Each record must appear in the answer exactly as given.

++++
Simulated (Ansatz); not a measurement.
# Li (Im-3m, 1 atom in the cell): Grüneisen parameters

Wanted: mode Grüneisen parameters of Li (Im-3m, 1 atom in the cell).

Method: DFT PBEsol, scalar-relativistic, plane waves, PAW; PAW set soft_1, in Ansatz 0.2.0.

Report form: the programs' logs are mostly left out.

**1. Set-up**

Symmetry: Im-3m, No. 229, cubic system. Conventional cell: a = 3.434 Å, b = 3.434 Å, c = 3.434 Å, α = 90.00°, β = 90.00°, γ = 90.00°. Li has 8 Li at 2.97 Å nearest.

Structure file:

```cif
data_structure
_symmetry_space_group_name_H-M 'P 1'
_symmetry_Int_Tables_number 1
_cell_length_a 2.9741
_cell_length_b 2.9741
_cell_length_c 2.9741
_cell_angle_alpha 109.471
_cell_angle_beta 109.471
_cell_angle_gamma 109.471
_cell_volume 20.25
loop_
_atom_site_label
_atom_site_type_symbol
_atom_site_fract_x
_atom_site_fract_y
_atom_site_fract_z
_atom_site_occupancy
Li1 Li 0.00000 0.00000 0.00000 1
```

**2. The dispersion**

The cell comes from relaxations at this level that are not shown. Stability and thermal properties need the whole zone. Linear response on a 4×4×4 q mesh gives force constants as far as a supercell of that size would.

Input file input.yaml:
++++

EXERCISE RESULT:
Simulated (Ansatz); not a measurement.
# Li (Im-3m, 1 atom in the cell): Grüneisen parameters

Wanted: mode Grüneisen parameters of Li (Im-3m, 1 atom in the cell).

Method: DFT PBEsol, scalar-relativistic, plane waves, PAW; PAW set soft_1, in Ansatz 0.2.0.

Report form: the programs' logs are mostly left out.

**1. Set-up**

Symmetry: Im-3m, No. 229, cubic system. Conventional cell: a = 3.434 Å, b = 3.434 Å, c = 3.434 Å, α = 90.00°, β = 90.00°, γ = 90.00°. Li has 8 Li at 2.97 Å nearest.

Structure file:

```cif
data_structure
_symmetry_space_group_name_H-M 'P 1'
_symmetry_Int_Tables_number 1
_cell_length_a 2.9741
_cell_length_b 2.9741
_cell_length_c 2.9741
_cell_angle_alpha 109.471
_cell_angle_beta 109.471
_cell_angle_gamma 109.471
_cell_volume 20.25
loop_
_atom_site_label
_atom_site_type_symbol
_atom_site_fract_x
_atom_site_fract_y
_atom_site_fract_z
_atom_site_occupancy
Li1 Li 0.00000 0.00000 0.00000 1
```

**2. The dispersion**

The cell comes from relaxations at this level that are not shown. Stability and thermal properties need the whole zone. Linear response on a 4×4×4 q mesh gives force constants as far as a supercell of that size would.

Input file input.yaml:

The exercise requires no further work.